··· DATA PROVIDED
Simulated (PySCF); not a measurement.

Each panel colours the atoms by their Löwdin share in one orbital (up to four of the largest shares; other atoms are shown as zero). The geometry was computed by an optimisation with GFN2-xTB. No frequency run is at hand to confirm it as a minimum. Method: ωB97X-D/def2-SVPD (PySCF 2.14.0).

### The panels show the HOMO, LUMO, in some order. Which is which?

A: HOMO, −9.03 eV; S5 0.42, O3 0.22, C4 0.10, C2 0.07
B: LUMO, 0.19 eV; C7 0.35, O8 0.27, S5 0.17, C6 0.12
······

▶ BRIEF:
Go through the data above from its first line and copy each line exactly, stopping once the line with "### The panels" has been copied.

▶ WRITTEN RESPONSE:
Simulated (PySCF); not a measurement.

Each panel colours the atoms by their Löwdin share in one orbital (up to four of the largest shares; other atoms are shown as zero). The geometry was computed by an optimisation with GFN2-xTB. No frequency run is at hand to confirm it as a minimum. Method: ωB97X-D/def2-SVPD (PySCF 2.14.0).

### The panels show the HOMO, LUMO, in some order. Which is which?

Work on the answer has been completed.